§ WORK ORDER
Start at the first line of the listing below. Write out each line exactly, stopping after the one that contains "VASP | Ansatz |".

▼

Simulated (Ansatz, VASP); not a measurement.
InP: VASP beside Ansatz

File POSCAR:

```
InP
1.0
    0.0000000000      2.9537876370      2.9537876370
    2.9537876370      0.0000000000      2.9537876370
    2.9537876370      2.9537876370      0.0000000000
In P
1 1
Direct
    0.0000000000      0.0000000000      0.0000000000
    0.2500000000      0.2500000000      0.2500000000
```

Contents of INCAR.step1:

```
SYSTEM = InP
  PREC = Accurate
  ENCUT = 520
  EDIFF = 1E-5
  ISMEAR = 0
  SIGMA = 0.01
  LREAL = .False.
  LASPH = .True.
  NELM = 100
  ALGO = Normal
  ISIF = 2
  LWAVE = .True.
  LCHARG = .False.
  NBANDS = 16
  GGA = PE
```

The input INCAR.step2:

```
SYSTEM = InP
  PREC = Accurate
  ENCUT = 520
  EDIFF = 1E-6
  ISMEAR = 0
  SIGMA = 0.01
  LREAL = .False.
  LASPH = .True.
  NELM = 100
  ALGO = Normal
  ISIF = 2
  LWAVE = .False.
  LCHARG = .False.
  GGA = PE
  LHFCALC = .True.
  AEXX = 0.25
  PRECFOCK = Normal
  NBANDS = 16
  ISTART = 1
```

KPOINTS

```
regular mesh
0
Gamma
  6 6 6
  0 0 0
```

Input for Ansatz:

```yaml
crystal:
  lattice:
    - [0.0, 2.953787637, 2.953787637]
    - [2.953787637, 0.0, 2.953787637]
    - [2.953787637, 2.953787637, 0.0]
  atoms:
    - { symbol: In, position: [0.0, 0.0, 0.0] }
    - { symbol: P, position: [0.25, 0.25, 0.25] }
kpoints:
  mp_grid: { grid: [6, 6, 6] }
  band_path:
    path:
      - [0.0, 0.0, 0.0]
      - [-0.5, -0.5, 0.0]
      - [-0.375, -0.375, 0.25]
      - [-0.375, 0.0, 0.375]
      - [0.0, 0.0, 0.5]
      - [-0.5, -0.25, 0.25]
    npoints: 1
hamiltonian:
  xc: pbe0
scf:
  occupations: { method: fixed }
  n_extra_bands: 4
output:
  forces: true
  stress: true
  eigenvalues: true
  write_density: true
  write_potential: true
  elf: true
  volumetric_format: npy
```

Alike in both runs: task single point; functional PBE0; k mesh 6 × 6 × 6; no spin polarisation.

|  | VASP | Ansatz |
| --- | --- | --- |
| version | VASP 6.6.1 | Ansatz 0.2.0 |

▲

§ RESPONSE
Simulated (Ansatz, VASP); not a measurement.
InP: VASP beside Ansatz

File POSCAR:

```
InP
1.0
    0.0000000000      2.9537876370      2.9537876370
    2.9537876370      0.0000000000      2.9537876370
    2.9537876370      2.9537876370      0.0000000000
In P
1 1
Direct
    0.0000000000      0.0000000000      0.0000000000
    0.2500000000      0.2500000000      0.2500000000
```

Contents of INCAR.step1:

```
SYSTEM = InP
  PREC = Accurate
  ENCUT = 520
  EDIFF = 1E-5
  ISMEAR = 0
  SIGMA = 0.01
  LREAL = .False.
  LASPH = .True.
  NELM = 100
  ALGO = Normal
  ISIF = 2
  LWAVE = .True.
  LCHARG = .False.
  NBANDS = 16
  GGA = PE
```

The input INCAR.step2:

```
SYSTEM = InP
  PREC = Accurate
  ENCUT = 520
  EDIFF = 1E-6
  ISMEAR = 0
  SIGMA = 0.01
  LREAL = .False.
  LASPH = .True.
  NELM = 100
  ALGO = Normal
  ISIF = 2
  LWAVE = .False.
  LCHARG = .False.
  GGA = PE
  LHFCALC = .True.
  AEXX = 0.25
  PRECFOCK = Normal
  NBANDS = 16
  ISTART = 1
```

KPOINTS

```
regular mesh
0
Gamma
  6 6 6
  0 0 0
```

Input for Ansatz:

```yaml
crystal:
  lattice:
    - [0.0, 2.953787637, 2.953787637]
    - [2.953787637, 0.0, 2.953787637]
    - [2.953787637, 2.953787637, 0.0]
  atoms:
    - { symbol: In, position: [0.0, 0.0, 0.0] }
    - { symbol: P, position: [0.25, 0.25, 0.25] }
kpoints:
  mp_grid: { grid: [6, 6, 6] }
  band_path:
    path:
      - [0.0, 0.0, 0.0]
      - [-0.5, -0.5, 0.0]
      - [-0.375, -0.375, 0.25]
      - [-0.375, 0.0, 0.375]
      - [0.0, 0.0, 0.5]
      - [-0.5, -0.25, 0.25]
    npoints: 1
hamiltonian:
  xc: pbe0
scf:
  occupations: { method: fixed }
  n_extra_bands: 4
output:
  forces: true
  stress: true
  eigenvalues: true
  write_density: true
  write_potential: true
  elf: true
  volumetric_format: npy
```

Alike in both runs: task single point; functional PBE0; k mesh 6 × 6 × 6; no spin polarisation.

|  | VASP | Ansatz |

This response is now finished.